> _Required action_: Present the data once more in exactly its original form.

> _Supplied data_:
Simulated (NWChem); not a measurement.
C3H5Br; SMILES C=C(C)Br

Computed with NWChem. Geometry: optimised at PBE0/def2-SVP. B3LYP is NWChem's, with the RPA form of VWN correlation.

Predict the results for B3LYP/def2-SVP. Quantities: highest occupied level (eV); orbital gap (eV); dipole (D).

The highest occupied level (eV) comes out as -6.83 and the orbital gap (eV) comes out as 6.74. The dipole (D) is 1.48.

> _Exercise response_:
Simulated (NWChem); not a measurement.
C3H5Br; SMILES C=C(C)Br

Computed with NWChem. Geometry: optimised at PBE0/def2-SVP. B3LYP is NWChem's, with the RPA form of VWN correlation.

Predict the results for B3LYP/def2-SVP. Quantities: highest occupied level (eV); orbital gap (eV); dipole (D).

The highest occupied level (eV) comes out as -6.83 and the orbital gap (eV) comes out as 6.74. The dipole (D) is 1.48.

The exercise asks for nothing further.